EXERCISE
Whatever the records say, give every one of them again exactly.

DATA RECORDS
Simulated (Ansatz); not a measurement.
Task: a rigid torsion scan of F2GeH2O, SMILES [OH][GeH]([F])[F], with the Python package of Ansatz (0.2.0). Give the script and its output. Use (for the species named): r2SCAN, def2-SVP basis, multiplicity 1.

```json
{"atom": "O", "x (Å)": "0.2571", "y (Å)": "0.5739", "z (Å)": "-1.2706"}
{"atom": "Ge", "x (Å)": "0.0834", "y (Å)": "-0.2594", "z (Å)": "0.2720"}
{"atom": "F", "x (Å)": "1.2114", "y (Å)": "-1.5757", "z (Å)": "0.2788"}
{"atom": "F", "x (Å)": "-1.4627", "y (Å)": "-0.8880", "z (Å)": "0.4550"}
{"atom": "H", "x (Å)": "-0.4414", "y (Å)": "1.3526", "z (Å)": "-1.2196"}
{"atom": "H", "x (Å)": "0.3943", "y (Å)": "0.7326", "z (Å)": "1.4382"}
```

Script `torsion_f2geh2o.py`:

WRITTEN SOLUTION
Simulated (Ansatz); not a measurement.
Task: a rigid torsion scan of F2GeH2O, SMILES [OH][GeH]([F])[F], with the Python package of Ansatz (0.2.0). Give the script and its output. Use (for the species named): r2SCAN, def2-SVP basis, multiplicity 1.

```json
{"atom": "O", "x (Å)": "0.2571", "y (Å)": "0.5739", "z (Å)": "-1.2706"}
{"atom": "Ge", "x (Å)": "0.0834", "y (Å)": "-0.2594", "z (Å)": "0.2720"}
{"atom": "F", "x (Å)": "1.2114", "y (Å)": "-1.5757", "z (Å)": "0.2788"}
{"atom": "F", "x (Å)": "-1.4627", "y (Å)": "-0.8880", "z (Å)": "0.4550"}
{"atom": "H", "x (Å)": "-0.4414", "y (Å)": "1.3526", "z (Å)": "-1.2196"}
{"atom": "H", "x (Å)": "0.3943", "y (Å)": "0.7326", "z (Å)": "1.4382"}
```

Script `torsion_f2geh2o.py`:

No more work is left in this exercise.